-- Data shown follows --
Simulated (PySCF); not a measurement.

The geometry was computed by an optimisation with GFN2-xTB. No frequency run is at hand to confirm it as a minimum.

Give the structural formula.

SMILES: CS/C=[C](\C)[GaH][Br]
-- Data shown concluded --

◆ Exercise
Every entry above needs to be written out again exactly.

◆ Task answer
Simulated (PySCF); not a measurement.

The geometry was computed by an optimisation with GFN2-xTB. No frequency run is at hand to confirm it as a minimum.

Give the structural formula.

SMILES: CS/C=[C](\C)[GaH][Br]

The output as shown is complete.